(Beginning of DATA SECTION)

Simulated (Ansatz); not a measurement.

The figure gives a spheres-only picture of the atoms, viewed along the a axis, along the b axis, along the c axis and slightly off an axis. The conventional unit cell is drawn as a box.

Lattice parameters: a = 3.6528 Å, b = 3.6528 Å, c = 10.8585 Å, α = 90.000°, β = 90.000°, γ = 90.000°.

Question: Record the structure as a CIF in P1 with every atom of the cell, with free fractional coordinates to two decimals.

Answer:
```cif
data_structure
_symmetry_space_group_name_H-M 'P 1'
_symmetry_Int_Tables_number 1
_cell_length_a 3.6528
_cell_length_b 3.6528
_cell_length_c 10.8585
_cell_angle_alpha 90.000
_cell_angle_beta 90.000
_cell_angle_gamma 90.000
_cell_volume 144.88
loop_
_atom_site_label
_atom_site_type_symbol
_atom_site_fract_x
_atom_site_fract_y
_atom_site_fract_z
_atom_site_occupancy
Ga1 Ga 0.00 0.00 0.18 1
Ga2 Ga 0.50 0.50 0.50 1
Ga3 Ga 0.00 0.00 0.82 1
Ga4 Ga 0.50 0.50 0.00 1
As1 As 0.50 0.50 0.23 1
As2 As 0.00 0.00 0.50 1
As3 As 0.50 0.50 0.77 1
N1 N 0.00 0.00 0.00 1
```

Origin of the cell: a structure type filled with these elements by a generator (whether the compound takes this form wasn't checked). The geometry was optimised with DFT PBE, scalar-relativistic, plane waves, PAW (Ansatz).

(End of DATA SECTION)

### ACTION ITEM
Only one span is wanted. It runs from the first line of the listing through the line with "The figure gives", and each line must match exactly.

### WRITTEN ANSWER
Simulated (Ansatz); not a measurement.

The figure gives a spheres-only picture of the atoms, viewed along the a axis, along the b axis, along the c axis and slightly off an axis. The conventional unit cell is drawn as a box.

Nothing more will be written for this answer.